DATASET EXTRACT below:
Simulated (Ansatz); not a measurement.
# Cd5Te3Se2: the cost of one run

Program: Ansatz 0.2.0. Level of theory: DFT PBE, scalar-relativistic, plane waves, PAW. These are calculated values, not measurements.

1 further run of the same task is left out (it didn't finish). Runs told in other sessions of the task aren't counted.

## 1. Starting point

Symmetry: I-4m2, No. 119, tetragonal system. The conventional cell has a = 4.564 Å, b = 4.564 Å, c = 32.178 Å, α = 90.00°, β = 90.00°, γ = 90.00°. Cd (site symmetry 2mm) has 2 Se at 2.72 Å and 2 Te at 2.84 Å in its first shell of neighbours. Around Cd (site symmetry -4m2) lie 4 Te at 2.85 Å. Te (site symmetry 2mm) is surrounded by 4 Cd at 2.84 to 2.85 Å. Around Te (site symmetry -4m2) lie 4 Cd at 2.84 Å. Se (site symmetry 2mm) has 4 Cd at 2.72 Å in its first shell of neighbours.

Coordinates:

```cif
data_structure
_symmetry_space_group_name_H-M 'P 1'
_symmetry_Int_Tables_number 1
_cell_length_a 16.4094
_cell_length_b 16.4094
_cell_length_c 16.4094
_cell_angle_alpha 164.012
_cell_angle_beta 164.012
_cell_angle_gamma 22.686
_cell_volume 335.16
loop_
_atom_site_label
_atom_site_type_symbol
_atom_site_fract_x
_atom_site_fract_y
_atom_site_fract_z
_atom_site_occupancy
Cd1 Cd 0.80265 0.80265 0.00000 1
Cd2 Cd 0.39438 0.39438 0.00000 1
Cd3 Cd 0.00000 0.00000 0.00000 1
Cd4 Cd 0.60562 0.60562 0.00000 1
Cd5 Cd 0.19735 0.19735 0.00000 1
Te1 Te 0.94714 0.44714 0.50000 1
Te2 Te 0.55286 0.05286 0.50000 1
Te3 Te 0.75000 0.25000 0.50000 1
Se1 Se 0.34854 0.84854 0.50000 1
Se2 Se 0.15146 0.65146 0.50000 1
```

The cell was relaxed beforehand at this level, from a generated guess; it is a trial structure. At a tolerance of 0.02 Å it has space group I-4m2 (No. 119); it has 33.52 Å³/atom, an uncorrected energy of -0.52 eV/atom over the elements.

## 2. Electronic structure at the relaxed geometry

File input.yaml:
End of DATASET EXTRACT.

> **WORK ORDER**
Above are some lines. Repeat exactly, and only, those from the line that has "The cell was" through the line that has "## 2. Electronic".

> **EXERCISE RESPONSE**
The cell was relaxed beforehand at this level, from a generated guess; it is a trial structure. At a tolerance of 0.02 Å it has space group I-4m2 (No. 119); it has 33.52 Å³/atom, an uncorrected energy of -0.52 eV/atom over the elements.

## 2. Electronic structure at the relaxed geometry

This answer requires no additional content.